--- LISTED ENTRIES Enclosed Below ---
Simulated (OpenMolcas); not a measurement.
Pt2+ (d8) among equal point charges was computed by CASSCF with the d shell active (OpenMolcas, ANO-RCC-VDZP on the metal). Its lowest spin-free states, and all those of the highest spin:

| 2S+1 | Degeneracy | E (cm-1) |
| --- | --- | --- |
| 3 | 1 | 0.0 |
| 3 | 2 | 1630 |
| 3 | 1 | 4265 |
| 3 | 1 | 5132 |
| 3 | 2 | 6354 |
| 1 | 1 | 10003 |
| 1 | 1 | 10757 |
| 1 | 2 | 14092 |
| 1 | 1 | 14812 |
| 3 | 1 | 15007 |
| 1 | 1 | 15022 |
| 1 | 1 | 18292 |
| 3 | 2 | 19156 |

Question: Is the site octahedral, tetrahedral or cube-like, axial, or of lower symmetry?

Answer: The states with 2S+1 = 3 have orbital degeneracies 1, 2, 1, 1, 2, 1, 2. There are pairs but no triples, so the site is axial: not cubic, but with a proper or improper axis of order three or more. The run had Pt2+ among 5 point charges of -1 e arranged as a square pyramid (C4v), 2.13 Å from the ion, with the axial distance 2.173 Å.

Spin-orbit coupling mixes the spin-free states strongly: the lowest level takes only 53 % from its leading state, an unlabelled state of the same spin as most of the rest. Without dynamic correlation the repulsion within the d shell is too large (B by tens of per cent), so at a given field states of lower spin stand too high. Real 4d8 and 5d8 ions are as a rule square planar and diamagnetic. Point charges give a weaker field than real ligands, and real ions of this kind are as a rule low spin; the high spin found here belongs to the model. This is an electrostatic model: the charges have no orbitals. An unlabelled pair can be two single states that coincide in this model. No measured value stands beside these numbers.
--- End of Enclosed LISTED ENTRIES ---

_ACTIVITY_:
Return exactly, and only, the lines above starting at the line that contains "3 | 1 | 4265 |" and ending at the line that contains "Answer: The states".

_ANSWER AREA_:
| 3 | 1 | 4265 |
| 3 | 1 | 5132 |
| 3 | 2 | 6354 |
| 1 | 1 | 10003 |
| 1 | 1 | 10757 |
| 1 | 2 | 14092 |
| 1 | 1 | 14812 |
| 3 | 1 | 15007 |
| 1 | 1 | 15022 |
| 1 | 1 | 18292 |
| 3 | 2 | 19156 |

Question: Is the site octahedral, tetrahedral or cube-like, axial, or of lower symmetry?

Answer: The states with 2S+1 = 3 have orbital degeneracies 1, 2, 1, 1, 2, 1, 2. There are pairs but no triples, so the site is axial: not cubic, but with a proper or improper axis of order three or more. The run had Pt2+ among 5 point charges of -1 e arranged as a square pyramid (C4v), 2.13 Å from the ion, with the axial distance 2.173 Å.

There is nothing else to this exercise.